#### [BRIEF]
From the first line to the last, transcribe the data exactly.

#### [EXTRACTED ENTRIES]
»»
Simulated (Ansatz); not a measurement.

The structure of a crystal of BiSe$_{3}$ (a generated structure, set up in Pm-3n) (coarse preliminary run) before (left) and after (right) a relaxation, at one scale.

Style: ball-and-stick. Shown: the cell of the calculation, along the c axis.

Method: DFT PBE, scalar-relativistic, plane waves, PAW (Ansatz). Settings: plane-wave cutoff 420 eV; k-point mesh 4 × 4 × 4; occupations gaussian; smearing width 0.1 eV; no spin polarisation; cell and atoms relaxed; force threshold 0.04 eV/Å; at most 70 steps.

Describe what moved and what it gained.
««

#### [TASK OUTPUT]
Simulated (Ansatz); not a measurement.

The structure of a crystal of BiSe$_{3}$ (a generated structure, set up in Pm-3n) (coarse preliminary run) before (left) and after (right) a relaxation, at one scale.

Style: ball-and-stick. Shown: the cell of the calculation, along the c axis.

Method: DFT PBE, scalar-relativistic, plane waves, PAW (Ansatz). Settings: plane-wave cutoff 420 eV; k-point mesh 4 × 4 × 4; occupations gaussian; smearing width 0.1 eV; no spin polarisation; cell and atoms relaxed; force threshold 0.04 eV/Å; at most 70 steps.

Describe what moved and what it gained.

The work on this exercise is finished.